Work task | For the material below, return exactly the lines starting at the line containing "Problem. Estimate the gap with starting point HSE06." and ending at the line containing "Solution. Potentials of", both ends included, and no others.

Dataset records |
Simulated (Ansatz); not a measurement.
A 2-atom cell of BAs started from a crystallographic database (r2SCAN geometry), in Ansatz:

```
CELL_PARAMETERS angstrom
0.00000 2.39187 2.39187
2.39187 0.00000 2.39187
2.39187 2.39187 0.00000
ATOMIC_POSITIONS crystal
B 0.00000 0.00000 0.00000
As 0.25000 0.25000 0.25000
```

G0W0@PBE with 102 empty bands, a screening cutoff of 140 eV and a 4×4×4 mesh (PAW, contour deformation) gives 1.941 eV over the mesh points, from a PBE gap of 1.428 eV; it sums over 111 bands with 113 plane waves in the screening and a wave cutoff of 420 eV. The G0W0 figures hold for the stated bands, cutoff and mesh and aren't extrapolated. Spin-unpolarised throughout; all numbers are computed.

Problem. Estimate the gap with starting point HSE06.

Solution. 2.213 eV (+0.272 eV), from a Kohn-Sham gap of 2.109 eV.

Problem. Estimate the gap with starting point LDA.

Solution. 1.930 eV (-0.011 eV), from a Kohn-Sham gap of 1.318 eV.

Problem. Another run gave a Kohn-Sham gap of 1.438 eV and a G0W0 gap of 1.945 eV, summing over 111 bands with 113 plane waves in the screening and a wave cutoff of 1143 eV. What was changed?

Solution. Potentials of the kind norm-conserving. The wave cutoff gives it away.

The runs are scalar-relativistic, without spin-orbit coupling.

Exercise response |
Problem. Estimate the gap with starting point HSE06.

Solution. 2.213 eV (+0.272 eV), from a Kohn-Sham gap of 2.109 eV.

Problem. Estimate the gap with starting point LDA.

Solution. 1.930 eV (-0.011 eV), from a Kohn-Sham gap of 1.318 eV.

Problem. Another run gave a Kohn-Sham gap of 1.438 eV and a G0W0 gap of 1.945 eV, summing over 111 bands with 113 plane waves in the screening and a wave cutoff of 1143 eV. What was changed?

Solution. Potentials of the kind norm-conserving. The wave cutoff gives it away.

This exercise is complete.